Every entry needs to be reproduced exactly.

═══ Data shown ═══

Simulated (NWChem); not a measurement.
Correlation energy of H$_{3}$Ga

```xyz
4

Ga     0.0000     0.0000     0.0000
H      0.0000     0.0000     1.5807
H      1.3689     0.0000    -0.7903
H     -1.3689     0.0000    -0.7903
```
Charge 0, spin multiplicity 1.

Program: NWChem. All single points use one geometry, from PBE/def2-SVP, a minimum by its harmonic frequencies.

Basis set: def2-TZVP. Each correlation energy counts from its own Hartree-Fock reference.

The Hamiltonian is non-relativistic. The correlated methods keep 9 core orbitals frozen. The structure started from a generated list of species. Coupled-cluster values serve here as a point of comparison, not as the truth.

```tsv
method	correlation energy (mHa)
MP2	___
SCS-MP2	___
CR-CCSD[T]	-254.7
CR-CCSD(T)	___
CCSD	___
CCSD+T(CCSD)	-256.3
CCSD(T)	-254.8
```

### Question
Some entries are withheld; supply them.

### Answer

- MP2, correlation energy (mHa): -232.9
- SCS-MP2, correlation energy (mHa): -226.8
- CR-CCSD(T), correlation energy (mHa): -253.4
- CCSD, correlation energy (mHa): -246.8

═══

Your solution –
Simulated (NWChem); not a measurement.
Correlation energy of H$_{3}$Ga

```xyz
4

Ga     0.0000     0.0000     0.0000
H      0.0000     0.0000     1.5807
H      1.3689     0.0000    -0.7903
H     -1.3689     0.0000    -0.7903
```
Charge 0, spin multiplicity 1.

Program: NWChem. All single points use one geometry, from PBE/def2-SVP, a minimum by its harmonic frequencies.

Basis set: def2-TZVP. Each correlation energy counts from its own Hartree-Fock reference.

The Hamiltonian is non-relativistic. The correlated methods keep 9 core orbitals frozen. The structure started from a generated list of species. Coupled-cluster values serve here as a point of comparison, not as the truth.

```tsv
method	correlation energy (mHa)
MP2	___
SCS-MP2	___
CR-CCSD[T]	-254.7
CR-CCSD(T)	___
CCSD	___
CCSD+T(CCSD)	-256.3
CCSD(T)	-254.8
```

### Question
Some entries are withheld; supply them.

### Answer

- MP2, correlation energy (mHa): -232.9
- SCS-MP2, correlation energy (mHa): -226.8
- CR-CCSD(T), correlation energy (mHa): -253.4
- CCSD, correlation energy (mHa): -246.8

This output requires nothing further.